————————

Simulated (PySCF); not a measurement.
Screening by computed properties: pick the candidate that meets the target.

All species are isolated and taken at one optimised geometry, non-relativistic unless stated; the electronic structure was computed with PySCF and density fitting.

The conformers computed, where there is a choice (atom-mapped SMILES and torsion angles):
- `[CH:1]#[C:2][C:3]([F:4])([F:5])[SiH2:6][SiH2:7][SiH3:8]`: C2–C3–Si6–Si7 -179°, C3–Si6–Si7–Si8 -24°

————————

Write out the complete material a second time, matching it exactly.

◆ **ANSWER SPACE**
Simulated (PySCF); not a measurement.
Screening by computed properties: pick the candidate that meets the target.

All species are isolated and taken at one optimised geometry, non-relativistic unless stated; the electronic structure was computed with PySCF and density fitting.

The conformers computed, where there is a choice (atom-mapped SMILES and torsion angles):
- `[CH:1]#[C:2][C:3]([F:4])([F:5])[SiH2:6][SiH2:7][SiH3:8]`: C2–C3–Si6–Si7 -179°, C3–Si6–Si7–Si8 -24°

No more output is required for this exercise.